**EXERCISE:** In the entries below, the lines from the one with "Figure 1: C₃H₆OS, SMILES" through the one with "### Which atoms" are to be copied exactly; both ends count.

**SUPPLIED RECORDS:**
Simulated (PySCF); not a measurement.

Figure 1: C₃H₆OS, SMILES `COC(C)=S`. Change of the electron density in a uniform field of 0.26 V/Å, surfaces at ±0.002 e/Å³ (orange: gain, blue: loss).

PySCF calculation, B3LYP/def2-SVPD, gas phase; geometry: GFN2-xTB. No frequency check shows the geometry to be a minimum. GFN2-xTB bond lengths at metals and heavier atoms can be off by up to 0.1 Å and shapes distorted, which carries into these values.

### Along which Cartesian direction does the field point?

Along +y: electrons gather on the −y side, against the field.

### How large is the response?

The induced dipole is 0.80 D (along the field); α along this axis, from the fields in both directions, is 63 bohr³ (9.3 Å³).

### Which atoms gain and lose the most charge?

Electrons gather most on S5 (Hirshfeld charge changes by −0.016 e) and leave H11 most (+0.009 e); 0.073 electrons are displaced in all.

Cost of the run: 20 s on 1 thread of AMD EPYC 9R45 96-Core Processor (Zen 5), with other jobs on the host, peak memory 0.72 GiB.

**YOUR RESPONSE:**
Figure 1: C₃H₆OS, SMILES `COC(C)=S`. Change of the electron density in a uniform field of 0.26 V/Å, surfaces at ±0.002 e/Å³ (orange: gain, blue: loss).

PySCF calculation, B3LYP/def2-SVPD, gas phase; geometry: GFN2-xTB. No frequency check shows the geometry to be a minimum. GFN2-xTB bond lengths at metals and heavier atoms can be off by up to 0.1 Å and shapes distorted, which carries into these values.

### Along which Cartesian direction does the field point?

Along +y: electrons gather on the −y side, against the field.

### How large is the response?

The induced dipole is 0.80 D (along the field); α along this axis, from the fields in both directions, is 63 bohr³ (9.3 Å³).

### Which atoms gain and lose the most charge?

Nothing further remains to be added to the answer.